### ASSIGNED TASK:
Restate the opening lines of the material below word for word, stopping after the line that contains "The dipole of".

⁂

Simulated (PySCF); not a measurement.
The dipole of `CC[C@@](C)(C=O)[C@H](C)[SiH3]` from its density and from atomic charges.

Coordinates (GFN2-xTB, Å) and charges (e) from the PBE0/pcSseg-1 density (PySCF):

⁂

### TASK ANSWER:
Simulated (PySCF); not a measurement.
The dipole of `CC[C@@](C)(C=O)[C@H](C)[SiH3]` from its density and from atomic charges.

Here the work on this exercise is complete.